### [ASSIGNED TASK]
The answer should consist of all the records, copied exactly.

### [INPUT DATA]
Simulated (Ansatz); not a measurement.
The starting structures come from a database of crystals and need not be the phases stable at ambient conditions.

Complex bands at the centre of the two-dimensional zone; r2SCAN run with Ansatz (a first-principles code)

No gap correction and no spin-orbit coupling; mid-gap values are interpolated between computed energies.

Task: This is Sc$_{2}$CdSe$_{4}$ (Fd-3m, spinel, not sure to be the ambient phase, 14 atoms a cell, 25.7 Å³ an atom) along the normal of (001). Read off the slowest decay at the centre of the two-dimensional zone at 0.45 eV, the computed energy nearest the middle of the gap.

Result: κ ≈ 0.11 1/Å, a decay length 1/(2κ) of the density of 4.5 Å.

### [SOLUTION]
Simulated (Ansatz); not a measurement.
The starting structures come from a database of crystals and need not be the phases stable at ambient conditions.

Complex bands at the centre of the two-dimensional zone; r2SCAN run with Ansatz (a first-principles code)

No gap correction and no spin-orbit coupling; mid-gap values are interpolated between computed energies.

Task: This is Sc$_{2}$CdSe$_{4}$ (Fd-3m, spinel, not sure to be the ambient phase, 14 atoms a cell, 25.7 Å³ an atom) along the normal of (001). Read off the slowest decay at the centre of the two-dimensional zone at 0.45 eV, the computed energy nearest the middle of the gap.

Result: κ ≈ 0.11 1/Å, a decay length 1/(2κ) of the density of 4.5 Å.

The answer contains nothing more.